Information given:
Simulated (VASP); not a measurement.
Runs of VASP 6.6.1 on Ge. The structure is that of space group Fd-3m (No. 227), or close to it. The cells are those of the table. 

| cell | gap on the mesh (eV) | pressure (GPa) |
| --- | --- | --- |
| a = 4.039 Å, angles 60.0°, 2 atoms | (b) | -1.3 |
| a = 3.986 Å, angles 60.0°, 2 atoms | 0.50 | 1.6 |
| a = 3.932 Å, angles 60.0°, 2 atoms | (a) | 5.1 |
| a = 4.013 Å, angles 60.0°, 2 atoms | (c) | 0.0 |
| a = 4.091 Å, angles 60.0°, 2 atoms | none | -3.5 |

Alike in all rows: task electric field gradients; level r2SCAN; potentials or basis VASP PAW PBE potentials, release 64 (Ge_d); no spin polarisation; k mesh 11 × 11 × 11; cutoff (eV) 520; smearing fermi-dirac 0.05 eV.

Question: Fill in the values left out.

Assignment:
In the listing above, please print only the lines from the first one to the line where "atoms | (c) | 0.0 |" appears, exactly as written, both of those lines included.

Answer box:
Simulated (VASP); not a measurement.
Runs of VASP 6.6.1 on Ge. The structure is that of space group Fd-3m (No. 227), or close to it. The cells are those of the table. 

| cell | gap on the mesh (eV) | pressure (GPa) |
| --- | --- | --- |
| a = 4.039 Å, angles 60.0°, 2 atoms | (b) | -1.3 |
| a = 3.986 Å, angles 60.0°, 2 atoms | 0.50 | 1.6 |
| a = 3.932 Å, angles 60.0°, 2 atoms | (a) | 5.1 |
| a = 4.013 Å, angles 60.0°, 2 atoms | (c) | 0.0 |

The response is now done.